━━━

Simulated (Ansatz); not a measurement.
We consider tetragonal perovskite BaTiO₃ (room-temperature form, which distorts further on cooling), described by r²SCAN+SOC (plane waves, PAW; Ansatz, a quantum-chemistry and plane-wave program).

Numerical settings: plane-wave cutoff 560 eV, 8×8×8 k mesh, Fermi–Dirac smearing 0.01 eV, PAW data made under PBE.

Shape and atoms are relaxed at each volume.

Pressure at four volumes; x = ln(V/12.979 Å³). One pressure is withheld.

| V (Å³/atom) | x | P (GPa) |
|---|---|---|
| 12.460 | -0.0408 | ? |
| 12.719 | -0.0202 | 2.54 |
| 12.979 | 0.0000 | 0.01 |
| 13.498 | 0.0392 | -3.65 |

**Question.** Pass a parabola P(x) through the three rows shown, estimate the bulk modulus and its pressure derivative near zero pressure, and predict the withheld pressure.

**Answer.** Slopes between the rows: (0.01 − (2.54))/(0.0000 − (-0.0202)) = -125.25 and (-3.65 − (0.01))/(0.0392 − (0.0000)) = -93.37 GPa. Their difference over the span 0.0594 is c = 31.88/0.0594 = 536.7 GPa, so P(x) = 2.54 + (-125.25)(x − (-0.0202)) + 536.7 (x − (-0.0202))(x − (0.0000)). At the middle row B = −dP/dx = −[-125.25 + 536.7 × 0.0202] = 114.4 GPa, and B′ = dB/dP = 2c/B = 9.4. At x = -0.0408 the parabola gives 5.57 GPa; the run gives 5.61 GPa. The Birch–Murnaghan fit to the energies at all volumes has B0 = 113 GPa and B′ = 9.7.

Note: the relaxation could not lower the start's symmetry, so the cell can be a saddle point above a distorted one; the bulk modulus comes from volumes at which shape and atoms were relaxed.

━━━

== ACTIVITY ==
Print exactly the lines above, between the one holding "0.0392 | -3.65 |" and the one holding "and B′ = 9.7.", inclusive, and nothing besides.

== EXERCISE RESULT ==
| 13.498 | 0.0392 | -3.65 |

**Question.** Pass a parabola P(x) through the three rows shown, estimate the bulk modulus and its pressure derivative near zero pressure, and predict the withheld pressure.

**Answer.** Slopes between the rows: (0.01 − (2.54))/(0.0000 − (-0.0202)) = -125.25 and (-3.65 − (0.01))/(0.0392 − (0.0000)) = -93.37 GPa. Their difference over the span 0.0594 is c = 31.88/0.0594 = 536.7 GPa, so P(x) = 2.54 + (-125.25)(x − (-0.0202)) + 536.7 (x − (-0.0202))(x − (0.0000)). At the middle row B = −dP/dx = −[-125.25 + 536.7 × 0.0202] = 114.4 GPa, and B′ = dB/dP = 2c/B = 9.4. At x = -0.0408 the parabola gives 5.57 GPa; the run gives 5.61 GPa. The Birch–Murnaghan fit to the energies at all volumes has B0 = 113 GPa and B′ = 9.7.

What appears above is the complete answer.